**EXERCISE:** The lines from the start of the records through the one containing "The input as" are to be restated word for word; please include both ends.

**DATA:**
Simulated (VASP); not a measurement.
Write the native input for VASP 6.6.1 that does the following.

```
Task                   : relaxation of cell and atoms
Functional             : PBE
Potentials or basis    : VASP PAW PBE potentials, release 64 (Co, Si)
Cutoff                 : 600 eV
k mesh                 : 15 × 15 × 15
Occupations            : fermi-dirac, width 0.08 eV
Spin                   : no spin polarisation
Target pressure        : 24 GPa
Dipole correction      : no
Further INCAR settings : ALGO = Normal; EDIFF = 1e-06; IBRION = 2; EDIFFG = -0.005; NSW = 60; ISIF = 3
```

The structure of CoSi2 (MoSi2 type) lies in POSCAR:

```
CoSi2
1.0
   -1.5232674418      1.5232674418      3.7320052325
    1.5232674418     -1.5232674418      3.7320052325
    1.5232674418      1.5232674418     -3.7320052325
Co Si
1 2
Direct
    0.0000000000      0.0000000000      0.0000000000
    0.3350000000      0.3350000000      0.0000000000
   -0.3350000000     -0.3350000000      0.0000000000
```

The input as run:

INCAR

**REPLY:**
Simulated (VASP); not a measurement.
Write the native input for VASP 6.6.1 that does the following.

```
Task                   : relaxation of cell and atoms
Functional             : PBE
Potentials or basis    : VASP PAW PBE potentials, release 64 (Co, Si)
Cutoff                 : 600 eV
k mesh                 : 15 × 15 × 15
Occupations            : fermi-dirac, width 0.08 eV
Spin                   : no spin polarisation
Target pressure        : 24 GPa
Dipole correction      : no
Further INCAR settings : ALGO = Normal; EDIFF = 1e-06; IBRION = 2; EDIFFG = -0.005; NSW = 60; ISIF = 3
```

The structure of CoSi2 (MoSi2 type) lies in POSCAR:

```
CoSi2
1.0
   -1.5232674418      1.5232674418      3.7320052325
    1.5232674418     -1.5232674418      3.7320052325
    1.5232674418      1.5232674418     -3.7320052325
Co Si
1 2
Direct
    0.0000000000      0.0000000000      0.0000000000
    0.3350000000      0.3350000000      0.0000000000
   -0.3350000000     -0.3350000000      0.0000000000
```

The input as run:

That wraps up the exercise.